▸ Recorded data:
________________________

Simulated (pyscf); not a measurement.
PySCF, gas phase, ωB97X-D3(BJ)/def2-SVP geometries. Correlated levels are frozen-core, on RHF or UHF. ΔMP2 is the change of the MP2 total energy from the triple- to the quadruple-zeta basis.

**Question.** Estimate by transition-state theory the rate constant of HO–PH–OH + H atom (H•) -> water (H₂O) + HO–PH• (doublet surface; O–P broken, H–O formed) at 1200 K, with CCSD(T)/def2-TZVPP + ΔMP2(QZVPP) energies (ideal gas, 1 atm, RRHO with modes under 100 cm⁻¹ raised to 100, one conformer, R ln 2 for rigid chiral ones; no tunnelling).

________________________

▸ Task item: Restating all of the data exactly is the whole task.

▸ Written solution:
Simulated (pyscf); not a measurement.
PySCF, gas phase, ωB97X-D3(BJ)/def2-SVP geometries. Correlated levels are frozen-core, on RHF or UHF. ΔMP2 is the change of the MP2 total energy from the triple- to the quadruple-zeta basis.

**Question.** Estimate by transition-state theory the rate constant of HO–PH–OH + H atom (H•) -> water (H₂O) + HO–PH• (doublet surface; O–P broken, H–O formed) at 1200 K, with CCSD(T)/def2-TZVPP + ΔMP2(QZVPP) energies (ideal gas, 1 atm, RRHO with modes under 100 cm⁻¹ raised to 100, one conformer, R ln 2 for rigid chiral ones; no tunnelling).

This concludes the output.